# # #

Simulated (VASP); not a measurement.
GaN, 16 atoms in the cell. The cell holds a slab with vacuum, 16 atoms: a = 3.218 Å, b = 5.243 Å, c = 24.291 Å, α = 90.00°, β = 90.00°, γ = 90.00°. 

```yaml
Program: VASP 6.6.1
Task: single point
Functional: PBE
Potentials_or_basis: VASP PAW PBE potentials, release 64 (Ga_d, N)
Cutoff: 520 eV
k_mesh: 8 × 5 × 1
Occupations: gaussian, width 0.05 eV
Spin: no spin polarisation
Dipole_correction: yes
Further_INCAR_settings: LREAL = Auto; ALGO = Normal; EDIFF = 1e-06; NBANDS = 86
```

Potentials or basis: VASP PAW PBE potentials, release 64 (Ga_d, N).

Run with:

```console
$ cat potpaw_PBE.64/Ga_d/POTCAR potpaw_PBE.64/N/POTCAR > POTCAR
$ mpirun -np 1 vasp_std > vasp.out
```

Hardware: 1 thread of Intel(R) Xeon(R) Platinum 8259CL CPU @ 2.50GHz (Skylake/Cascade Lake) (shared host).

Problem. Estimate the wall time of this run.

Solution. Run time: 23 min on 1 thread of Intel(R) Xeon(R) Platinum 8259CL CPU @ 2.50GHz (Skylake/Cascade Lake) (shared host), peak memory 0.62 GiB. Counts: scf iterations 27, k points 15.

# # #

◆ **WORK TASK**
Repeat the whole of the data verbatim, as it reads above.

◆ **TASK RESPONSE**
Simulated (VASP); not a measurement.
GaN, 16 atoms in the cell. The cell holds a slab with vacuum, 16 atoms: a = 3.218 Å, b = 5.243 Å, c = 24.291 Å, α = 90.00°, β = 90.00°, γ = 90.00°. 

```yaml
Program: VASP 6.6.1
Task: single point
Functional: PBE
Potentials_or_basis: VASP PAW PBE potentials, release 64 (Ga_d, N)
Cutoff: 520 eV
k_mesh: 8 × 5 × 1
Occupations: gaussian, width 0.05 eV
Spin: no spin polarisation
Dipole_correction: yes
Further_INCAR_settings: LREAL = Auto; ALGO = Normal; EDIFF = 1e-06; NBANDS = 86
```

Potentials or basis: VASP PAW PBE potentials, release 64 (Ga_d, N).

Run with:

```console
$ cat potpaw_PBE.64/Ga_d/POTCAR potpaw_PBE.64/N/POTCAR > POTCAR
$ mpirun -np 1 vasp_std > vasp.out
```

Hardware: 1 thread of Intel(R) Xeon(R) Platinum 8259CL CPU @ 2.50GHz (Skylake/Cascade Lake) (shared host).

Problem. Estimate the wall time of this run.

Solution. Run time: 23 min on 1 thread of Intel(R) Xeon(R) Platinum 8259CL CPU @ 2.50GHz (Skylake/Cascade Lake) (shared host), peak memory 0.62 GiB. Counts: scf iterations 27, k points 15.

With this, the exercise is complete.